→ RECORD EXTRACTS:
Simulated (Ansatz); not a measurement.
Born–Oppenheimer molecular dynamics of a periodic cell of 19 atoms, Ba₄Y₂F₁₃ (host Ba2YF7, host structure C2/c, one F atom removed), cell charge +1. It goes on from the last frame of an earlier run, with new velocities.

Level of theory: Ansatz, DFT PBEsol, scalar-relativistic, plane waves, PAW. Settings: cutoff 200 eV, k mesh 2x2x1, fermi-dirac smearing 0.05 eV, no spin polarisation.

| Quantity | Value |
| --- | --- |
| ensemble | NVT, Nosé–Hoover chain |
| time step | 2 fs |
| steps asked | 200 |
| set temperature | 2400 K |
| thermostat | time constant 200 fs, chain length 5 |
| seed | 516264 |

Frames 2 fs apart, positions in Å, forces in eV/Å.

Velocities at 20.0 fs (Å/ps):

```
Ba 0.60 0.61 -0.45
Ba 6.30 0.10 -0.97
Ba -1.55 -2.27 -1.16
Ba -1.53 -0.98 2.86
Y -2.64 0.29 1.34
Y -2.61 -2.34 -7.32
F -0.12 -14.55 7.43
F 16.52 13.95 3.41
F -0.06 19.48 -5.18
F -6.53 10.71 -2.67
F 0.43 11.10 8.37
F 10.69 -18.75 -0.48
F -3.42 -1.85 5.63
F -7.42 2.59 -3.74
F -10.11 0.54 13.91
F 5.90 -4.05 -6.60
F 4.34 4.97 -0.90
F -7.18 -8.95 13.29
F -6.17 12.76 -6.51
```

→ WORK ITEM:
Nothing outside this range should appear: the lines from the start of the listing through the line with "Frames 2 fs", each reproduced exactly, both ends included.

→ WRITTEN RESPONSE:
Simulated (Ansatz); not a measurement.
Born–Oppenheimer molecular dynamics of a periodic cell of 19 atoms, Ba₄Y₂F₁₃ (host Ba2YF7, host structure C2/c, one F atom removed), cell charge +1. It goes on from the last frame of an earlier run, with new velocities.

Level of theory: Ansatz, DFT PBEsol, scalar-relativistic, plane waves, PAW. Settings: cutoff 200 eV, k mesh 2x2x1, fermi-dirac smearing 0.05 eV, no spin polarisation.

| Quantity | Value |
| --- | --- |
| ensemble | NVT, Nosé–Hoover chain |
| time step | 2 fs |
| steps asked | 200 |
| set temperature | 2400 K |
| thermostat | time constant 200 fs, chain length 5 |
| seed | 516264 |

Frames 2 fs apart, positions in Å, forces in eV/Å.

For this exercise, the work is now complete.